** Assignment **
Without skipping anything, print all of the data exactly.

** Supplied material **
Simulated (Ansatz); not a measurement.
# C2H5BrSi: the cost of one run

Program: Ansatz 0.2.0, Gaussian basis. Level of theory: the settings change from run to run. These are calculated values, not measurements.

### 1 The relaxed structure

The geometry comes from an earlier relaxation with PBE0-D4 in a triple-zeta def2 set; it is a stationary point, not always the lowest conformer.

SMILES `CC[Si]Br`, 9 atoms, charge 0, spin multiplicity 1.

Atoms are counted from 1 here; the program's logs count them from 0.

** Written reply **
Simulated (Ansatz); not a measurement.
# C2H5BrSi: the cost of one run

Program: Ansatz 0.2.0, Gaussian basis. Level of theory: the settings change from run to run. These are calculated values, not measurements.

### 1 The relaxed structure

The geometry comes from an earlier relaxation with PBE0-D4 in a triple-zeta def2 set; it is a stationary point, not always the lowest conformer.

SMILES `CC[Si]Br`, 9 atoms, charge 0, spin multiplicity 1.

Atoms are counted from 1 here; the program's logs count them from 0.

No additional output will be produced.